**Extracted records**:
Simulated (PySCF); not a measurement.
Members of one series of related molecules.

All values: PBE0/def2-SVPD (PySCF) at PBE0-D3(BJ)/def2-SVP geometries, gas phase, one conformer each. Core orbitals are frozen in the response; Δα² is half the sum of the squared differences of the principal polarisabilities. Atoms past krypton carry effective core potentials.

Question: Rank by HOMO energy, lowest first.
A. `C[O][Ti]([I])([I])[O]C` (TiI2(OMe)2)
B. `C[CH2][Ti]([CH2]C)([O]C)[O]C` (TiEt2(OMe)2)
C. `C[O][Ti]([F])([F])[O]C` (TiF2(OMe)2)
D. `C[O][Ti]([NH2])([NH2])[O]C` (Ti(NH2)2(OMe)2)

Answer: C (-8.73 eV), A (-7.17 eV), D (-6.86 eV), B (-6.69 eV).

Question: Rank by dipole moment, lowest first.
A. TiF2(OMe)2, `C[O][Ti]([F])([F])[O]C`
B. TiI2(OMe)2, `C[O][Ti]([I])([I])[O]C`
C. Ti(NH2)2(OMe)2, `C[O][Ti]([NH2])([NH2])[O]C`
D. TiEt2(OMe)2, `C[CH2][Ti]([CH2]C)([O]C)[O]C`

**Brief**: Repeat the data word for word, starting at its first line and stopping after the line that contains "Members of one series of related molecules.".

**Reply**:
Simulated (PySCF); not a measurement.
Members of one series of related molecules.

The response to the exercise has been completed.